Required action >> Beginning with the first line and ending with the one containing "### 2. A first look", copy the lines of the listing below exactly; omit everything else.

▶
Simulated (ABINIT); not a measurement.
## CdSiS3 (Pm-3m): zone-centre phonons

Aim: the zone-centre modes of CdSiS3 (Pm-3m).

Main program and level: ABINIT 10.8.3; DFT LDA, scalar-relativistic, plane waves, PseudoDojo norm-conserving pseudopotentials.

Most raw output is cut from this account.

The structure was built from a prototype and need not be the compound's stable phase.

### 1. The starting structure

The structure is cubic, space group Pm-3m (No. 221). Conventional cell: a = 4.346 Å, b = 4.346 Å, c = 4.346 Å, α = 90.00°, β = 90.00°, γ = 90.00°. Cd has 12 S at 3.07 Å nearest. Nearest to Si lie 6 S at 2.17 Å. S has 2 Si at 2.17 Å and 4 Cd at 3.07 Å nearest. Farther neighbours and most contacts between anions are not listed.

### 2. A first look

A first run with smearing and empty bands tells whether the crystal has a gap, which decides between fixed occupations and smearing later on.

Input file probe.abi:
◀

Task result >>
Simulated (ABINIT); not a measurement.
## CdSiS3 (Pm-3m): zone-centre phonons

Aim: the zone-centre modes of CdSiS3 (Pm-3m).

Main program and level: ABINIT 10.8.3; DFT LDA, scalar-relativistic, plane waves, PseudoDojo norm-conserving pseudopotentials.

Most raw output is cut from this account.

The structure was built from a prototype and need not be the compound's stable phase.

### 1. The starting structure

The structure is cubic, space group Pm-3m (No. 221). Conventional cell: a = 4.346 Å, b = 4.346 Å, c = 4.346 Å, α = 90.00°, β = 90.00°, γ = 90.00°. Cd has 12 S at 3.07 Å nearest. Nearest to Si lie 6 S at 2.17 Å. S has 2 Si at 2.17 Å and 4 Cd at 3.07 Å nearest. Farther neighbours and most contacts between anions are not listed.

### 2. A first look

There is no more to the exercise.